******

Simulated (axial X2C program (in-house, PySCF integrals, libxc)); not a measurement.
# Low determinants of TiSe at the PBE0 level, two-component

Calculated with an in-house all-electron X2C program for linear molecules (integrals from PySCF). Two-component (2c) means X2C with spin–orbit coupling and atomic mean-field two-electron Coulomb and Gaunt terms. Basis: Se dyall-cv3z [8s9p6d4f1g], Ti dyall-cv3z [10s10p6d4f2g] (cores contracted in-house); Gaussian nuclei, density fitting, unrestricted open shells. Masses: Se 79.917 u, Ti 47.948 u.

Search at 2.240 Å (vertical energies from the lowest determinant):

******

■ Work instruction ■
Print all of the entries exactly, leaving nothing out.

■ Response ■
Simulated (axial X2C program (in-house, PySCF integrals, libxc)); not a measurement.
# Low determinants of TiSe at the PBE0 level, two-component

Calculated with an in-house all-electron X2C program for linear molecules (integrals from PySCF). Two-component (2c) means X2C with spin–orbit coupling and atomic mean-field two-electron Coulomb and Gaunt terms. Basis: Se dyall-cv3z [8s9p6d4f1g], Ti dyall-cv3z [10s10p6d4f2g] (cores contracted in-house); Gaussian nuclei, density fitting, unrestricted open shells. Masses: Se 79.917 u, Ti 47.948 u.

Search at 2.240 Å (vertical energies from the lowest determinant):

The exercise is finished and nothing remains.